**Assigned task:**
Transcribe the listing below only from the line with "A run of VASP" up to and including the line with "Estimate the wall time of this run.".

====================
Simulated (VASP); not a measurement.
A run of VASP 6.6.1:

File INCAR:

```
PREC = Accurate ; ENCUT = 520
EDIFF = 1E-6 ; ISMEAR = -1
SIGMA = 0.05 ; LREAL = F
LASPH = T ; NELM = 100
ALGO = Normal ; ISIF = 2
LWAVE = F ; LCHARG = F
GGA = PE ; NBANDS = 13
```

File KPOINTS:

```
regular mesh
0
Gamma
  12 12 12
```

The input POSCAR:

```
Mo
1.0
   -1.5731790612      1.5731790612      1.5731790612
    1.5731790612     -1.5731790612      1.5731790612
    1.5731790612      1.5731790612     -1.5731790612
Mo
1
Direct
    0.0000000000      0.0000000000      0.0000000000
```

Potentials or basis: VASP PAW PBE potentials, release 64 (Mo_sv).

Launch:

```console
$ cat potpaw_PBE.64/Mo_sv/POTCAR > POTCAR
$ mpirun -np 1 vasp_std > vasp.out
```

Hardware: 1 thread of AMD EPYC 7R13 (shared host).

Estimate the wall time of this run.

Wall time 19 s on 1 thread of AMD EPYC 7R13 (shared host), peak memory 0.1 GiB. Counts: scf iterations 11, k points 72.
====================

**Task response:**
A run of VASP 6.6.1:

File INCAR:

```
PREC = Accurate ; ENCUT = 520
EDIFF = 1E-6 ; ISMEAR = -1
SIGMA = 0.05 ; LREAL = F
LASPH = T ; NELM = 100
ALGO = Normal ; ISIF = 2
LWAVE = F ; LCHARG = F
GGA = PE ; NBANDS = 13
```

File KPOINTS:

```
regular mesh
0
Gamma
  12 12 12
```

The input POSCAR:

```
Mo
1.0
   -1.5731790612      1.5731790612      1.5731790612
    1.5731790612     -1.5731790612      1.5731790612
    1.5731790612      1.5731790612     -1.5731790612
Mo
1
Direct
    0.0000000000      0.0000000000      0.0000000000
```

Potentials or basis: VASP PAW PBE potentials, release 64 (Mo_sv).

Launch:

```console
$ cat potpaw_PBE.64/Mo_sv/POTCAR > POTCAR
$ mpirun -np 1 vasp_std > vasp.out
```

Hardware: 1 thread of AMD EPYC 7R13 (shared host).

Estimate the wall time of this run.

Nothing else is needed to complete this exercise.